* **Exercise**
Set down exactly the lines of the records from the top to the line containing "Partial pair distribution"; include both.

BEGIN Supplied material

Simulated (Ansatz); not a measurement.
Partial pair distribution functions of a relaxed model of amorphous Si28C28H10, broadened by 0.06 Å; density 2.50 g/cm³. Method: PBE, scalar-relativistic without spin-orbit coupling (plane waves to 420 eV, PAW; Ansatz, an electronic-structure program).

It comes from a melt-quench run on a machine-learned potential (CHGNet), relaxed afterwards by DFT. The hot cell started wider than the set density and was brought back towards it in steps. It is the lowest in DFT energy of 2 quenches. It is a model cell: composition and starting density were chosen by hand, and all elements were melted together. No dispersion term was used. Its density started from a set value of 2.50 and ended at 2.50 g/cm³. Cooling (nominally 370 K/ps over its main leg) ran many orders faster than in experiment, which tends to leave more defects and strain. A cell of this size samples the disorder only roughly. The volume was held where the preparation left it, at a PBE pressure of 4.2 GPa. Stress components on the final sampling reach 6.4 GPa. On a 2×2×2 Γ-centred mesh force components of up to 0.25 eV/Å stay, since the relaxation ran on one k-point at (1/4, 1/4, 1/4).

END Supplied material

* **Task result**
Simulated (Ansatz); not a measurement.
Partial pair distribution functions of a relaxed model of amorphous Si28C28H10, broadened by 0.06 Å; density 2.50 g/cm³. Method: PBE, scalar-relativistic without spin-orbit coupling (plane waves to 420 eV, PAW; Ansatz, an electronic-structure program).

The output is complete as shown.